· · ·

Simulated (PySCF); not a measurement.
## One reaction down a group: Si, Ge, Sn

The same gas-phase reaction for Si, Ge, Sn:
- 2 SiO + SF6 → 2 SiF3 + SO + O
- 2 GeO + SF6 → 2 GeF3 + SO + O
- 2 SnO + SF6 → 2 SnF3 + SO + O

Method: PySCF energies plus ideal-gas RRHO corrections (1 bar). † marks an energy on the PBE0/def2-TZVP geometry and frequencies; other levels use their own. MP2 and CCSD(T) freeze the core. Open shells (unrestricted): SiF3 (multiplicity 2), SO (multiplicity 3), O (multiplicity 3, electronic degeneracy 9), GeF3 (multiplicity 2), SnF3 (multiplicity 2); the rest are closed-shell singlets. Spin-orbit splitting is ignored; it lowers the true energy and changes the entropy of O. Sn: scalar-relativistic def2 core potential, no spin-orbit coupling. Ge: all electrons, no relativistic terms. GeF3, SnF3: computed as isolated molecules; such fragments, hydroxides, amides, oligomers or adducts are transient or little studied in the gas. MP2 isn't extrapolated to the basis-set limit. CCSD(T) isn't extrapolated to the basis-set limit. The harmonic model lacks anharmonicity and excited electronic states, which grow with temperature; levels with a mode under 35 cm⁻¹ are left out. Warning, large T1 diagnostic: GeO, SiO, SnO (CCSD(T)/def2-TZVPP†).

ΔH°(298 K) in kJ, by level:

· · ·

Reproduce the records above exactly. Leave nothing out.

• **Exercise solution**:
Simulated (PySCF); not a measurement.
## One reaction down a group: Si, Ge, Sn

The same gas-phase reaction for Si, Ge, Sn:
- 2 SiO + SF6 → 2 SiF3 + SO + O
- 2 GeO + SF6 → 2 GeF3 + SO + O
- 2 SnO + SF6 → 2 SnF3 + SO + O

Method: PySCF energies plus ideal-gas RRHO corrections (1 bar). † marks an energy on the PBE0/def2-TZVP geometry and frequencies; other levels use their own. MP2 and CCSD(T) freeze the core. Open shells (unrestricted): SiF3 (multiplicity 2), SO (multiplicity 3), O (multiplicity 3, electronic degeneracy 9), GeF3 (multiplicity 2), SnF3 (multiplicity 2); the rest are closed-shell singlets. Spin-orbit splitting is ignored; it lowers the true energy and changes the entropy of O. Sn: scalar-relativistic def2 core potential, no spin-orbit coupling. Ge: all electrons, no relativistic terms. GeF3, SnF3: computed as isolated molecules; such fragments, hydroxides, amides, oligomers or adducts are transient or little studied in the gas. MP2 isn't extrapolated to the basis-set limit. CCSD(T) isn't extrapolated to the basis-set limit. The harmonic model lacks anharmonicity and excited electronic states, which grow with temperature; levels with a mode under 35 cm⁻¹ are left out. Warning, large T1 diagnostic: GeO, SiO, SnO (CCSD(T)/def2-TZVPP†).

ΔH°(298 K) in kJ, by level:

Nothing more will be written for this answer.